-- -- --
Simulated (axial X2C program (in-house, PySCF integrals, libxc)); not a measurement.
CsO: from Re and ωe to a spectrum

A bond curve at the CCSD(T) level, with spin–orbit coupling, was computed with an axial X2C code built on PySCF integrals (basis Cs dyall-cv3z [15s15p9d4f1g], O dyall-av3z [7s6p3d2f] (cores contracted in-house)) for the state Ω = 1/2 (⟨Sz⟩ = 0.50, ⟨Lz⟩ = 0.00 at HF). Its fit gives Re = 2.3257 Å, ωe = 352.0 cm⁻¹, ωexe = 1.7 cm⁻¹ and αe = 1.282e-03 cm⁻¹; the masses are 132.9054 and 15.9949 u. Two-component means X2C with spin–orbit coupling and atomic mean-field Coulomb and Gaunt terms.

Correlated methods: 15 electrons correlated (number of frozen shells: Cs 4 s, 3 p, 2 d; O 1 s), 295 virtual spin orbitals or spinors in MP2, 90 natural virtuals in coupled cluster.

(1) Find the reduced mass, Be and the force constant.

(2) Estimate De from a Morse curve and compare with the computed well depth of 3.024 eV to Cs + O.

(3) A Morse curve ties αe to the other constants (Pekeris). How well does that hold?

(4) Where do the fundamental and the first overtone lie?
-- -- --

Task item >>
Output all of the data above without any alteration.

Answer space >>
Simulated (axial X2C program (in-house, PySCF integrals, libxc)); not a measurement.
CsO: from Re and ωe to a spectrum

A bond curve at the CCSD(T) level, with spin–orbit coupling, was computed with an axial X2C code built on PySCF integrals (basis Cs dyall-cv3z [15s15p9d4f1g], O dyall-av3z [7s6p3d2f] (cores contracted in-house)) for the state Ω = 1/2 (⟨Sz⟩ = 0.50, ⟨Lz⟩ = 0.00 at HF). Its fit gives Re = 2.3257 Å, ωe = 352.0 cm⁻¹, ωexe = 1.7 cm⁻¹ and αe = 1.282e-03 cm⁻¹; the masses are 132.9054 and 15.9949 u. Two-component means X2C with spin–orbit coupling and atomic mean-field Coulomb and Gaunt terms.

Correlated methods: 15 electrons correlated (number of frozen shells: Cs 4 s, 3 p, 2 d; O 1 s), 295 virtual spin orbitals or spinors in MP2, 90 natural virtuals in coupled cluster.

(1) Find the reduced mass, Be and the force constant.

(2) Estimate De from a Morse curve and compare with the computed well depth of 3.024 eV to Cs + O.

(3) A Morse curve ties αe to the other constants (Pekeris). How well does that hold?

(4) Where do the fundamental and the first overtone lie?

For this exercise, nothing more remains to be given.